**WORK TASK**
Exact copies of all entries are expected.

------------

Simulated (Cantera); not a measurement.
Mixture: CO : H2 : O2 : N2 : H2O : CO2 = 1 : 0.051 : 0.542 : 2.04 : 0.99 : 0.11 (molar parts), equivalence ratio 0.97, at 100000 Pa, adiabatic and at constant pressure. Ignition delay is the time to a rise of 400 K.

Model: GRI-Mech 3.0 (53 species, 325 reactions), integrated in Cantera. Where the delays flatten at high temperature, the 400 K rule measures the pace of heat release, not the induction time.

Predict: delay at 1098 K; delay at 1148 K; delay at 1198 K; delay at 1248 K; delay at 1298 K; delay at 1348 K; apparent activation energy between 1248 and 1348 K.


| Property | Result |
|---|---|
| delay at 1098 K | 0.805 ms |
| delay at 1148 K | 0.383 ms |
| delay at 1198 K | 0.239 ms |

------------

**ANSWER SPACE**
Simulated (Cantera); not a measurement.
Mixture: CO : H2 : O2 : N2 : H2O : CO2 = 1 : 0.051 : 0.542 : 2.04 : 0.99 : 0.11 (molar parts), equivalence ratio 0.97, at 100000 Pa, adiabatic and at constant pressure. Ignition delay is the time to a rise of 400 K.

Model: GRI-Mech 3.0 (53 species, 325 reactions), integrated in Cantera. Where the delays flatten at high temperature, the 400 K rule measures the pace of heat release, not the induction time.

Predict: delay at 1098 K; delay at 1148 K; delay at 1198 K; delay at 1248 K; delay at 1298 K; delay at 1348 K; apparent activation energy between 1248 and 1348 K.


| Property | Result |
|---|---|
| delay at 1098 K | 0.805 ms |
| delay at 1148 K | 0.383 ms |
| delay at 1198 K | 0.239 ms |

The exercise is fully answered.